BEGIN

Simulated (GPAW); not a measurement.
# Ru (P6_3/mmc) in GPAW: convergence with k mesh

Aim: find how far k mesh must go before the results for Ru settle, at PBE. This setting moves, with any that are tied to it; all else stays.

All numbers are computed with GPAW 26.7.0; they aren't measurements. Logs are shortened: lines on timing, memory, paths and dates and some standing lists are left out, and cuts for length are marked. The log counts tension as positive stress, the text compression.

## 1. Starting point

END

(Work request):
Whatever appears in the data above must be copied word for word.

(Your response):
Simulated (GPAW); not a measurement.
# Ru (P6_3/mmc) in GPAW: convergence with k mesh

Aim: find how far k mesh must go before the results for Ru settle, at PBE. This setting moves, with any that are tied to it; all else stays.

All numbers are computed with GPAW 26.7.0; they aren't measurements. Logs are shortened: lines on timing, memory, paths and dates and some standing lists are left out, and cuts for length are marked. The log counts tension as positive stress, the text compression.

## 1. Starting point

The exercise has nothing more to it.